- RECORD EXCERPTS -
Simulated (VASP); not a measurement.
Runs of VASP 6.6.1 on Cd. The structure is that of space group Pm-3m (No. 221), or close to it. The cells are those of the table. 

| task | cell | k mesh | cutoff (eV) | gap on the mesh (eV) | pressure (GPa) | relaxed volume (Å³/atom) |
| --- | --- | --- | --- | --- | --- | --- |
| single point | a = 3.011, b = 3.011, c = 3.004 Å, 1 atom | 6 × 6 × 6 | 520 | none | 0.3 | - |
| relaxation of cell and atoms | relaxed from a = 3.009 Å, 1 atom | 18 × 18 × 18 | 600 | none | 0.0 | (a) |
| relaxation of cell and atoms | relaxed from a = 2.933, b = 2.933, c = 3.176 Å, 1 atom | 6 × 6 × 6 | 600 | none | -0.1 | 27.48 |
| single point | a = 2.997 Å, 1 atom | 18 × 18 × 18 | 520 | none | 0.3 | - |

- WORK ORDER -
All the entries above are to be transcribed without any alteration.

- EXERCISE RESPONSE -
Simulated (VASP); not a measurement.
Runs of VASP 6.6.1 on Cd. The structure is that of space group Pm-3m (No. 221), or close to it. The cells are those of the table. 

| task | cell | k mesh | cutoff (eV) | gap on the mesh (eV) | pressure (GPa) | relaxed volume (Å³/atom) |
| --- | --- | --- | --- | --- | --- | --- |
| single point | a = 3.011, b = 3.011, c = 3.004 Å, 1 atom | 6 × 6 × 6 | 520 | none | 0.3 | - |
| relaxation of cell and atoms | relaxed from a = 3.009 Å, 1 atom | 18 × 18 × 18 | 600 | none | 0.0 | (a) |
| relaxation of cell and atoms | relaxed from a = 2.933, b = 2.933, c = 3.176 Å, 1 atom | 6 × 6 × 6 | 600 | none | -0.1 | 27.48 |
| single point | a = 2.997 Å, 1 atom | 18 × 18 × 18 | 520 | none | 0.3 | - |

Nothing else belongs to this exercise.